WORK REQUEST - What follows is a listing to be repeated in full and without alteration.

DATA UNDER STUDY -
● ● ●
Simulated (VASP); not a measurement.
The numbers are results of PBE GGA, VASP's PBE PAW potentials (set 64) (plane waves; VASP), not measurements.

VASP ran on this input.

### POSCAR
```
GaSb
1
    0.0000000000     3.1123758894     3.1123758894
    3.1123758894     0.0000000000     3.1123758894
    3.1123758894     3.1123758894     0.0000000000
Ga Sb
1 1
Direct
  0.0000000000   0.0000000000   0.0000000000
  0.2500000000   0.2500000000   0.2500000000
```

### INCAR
● ● ●

REPLY -
Simulated (VASP); not a measurement.
The numbers are results of PBE GGA, VASP's PBE PAW potentials (set 64) (plane waves; VASP), not measurements.

VASP ran on this input.

### POSCAR
```
GaSb
1
    0.0000000000     3.1123758894     3.1123758894
    3.1123758894     0.0000000000     3.1123758894
    3.1123758894     3.1123758894     0.0000000000
Ga Sb
1 1
Direct
  0.0000000000   0.0000000000   0.0000000000
  0.2500000000   0.2500000000   0.2500000000
```

### INCAR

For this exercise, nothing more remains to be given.